» **Extracted records**:
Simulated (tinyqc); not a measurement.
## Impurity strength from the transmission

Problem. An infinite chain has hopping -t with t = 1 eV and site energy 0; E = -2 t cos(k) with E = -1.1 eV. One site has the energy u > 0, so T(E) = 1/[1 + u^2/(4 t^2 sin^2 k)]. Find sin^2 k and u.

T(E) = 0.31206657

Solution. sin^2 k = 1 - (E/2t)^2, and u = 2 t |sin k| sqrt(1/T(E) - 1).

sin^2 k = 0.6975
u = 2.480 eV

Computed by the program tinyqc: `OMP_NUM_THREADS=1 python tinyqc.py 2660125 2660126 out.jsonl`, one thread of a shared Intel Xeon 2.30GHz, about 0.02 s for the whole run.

» **Work order**:
Nothing but an exact copy of the lines from the first one above through the line holding "T(E) = 0.31206657" should be returned.

» **Task result**:
Simulated (tinyqc); not a measurement.
## Impurity strength from the transmission

Problem. An infinite chain has hopping -t with t = 1 eV and site energy 0; E = -2 t cos(k) with E = -1.1 eV. One site has the energy u > 0, so T(E) = 1/[1 + u^2/(4 t^2 sin^2 k)]. Find sin^2 k and u.

T(E) = 0.31206657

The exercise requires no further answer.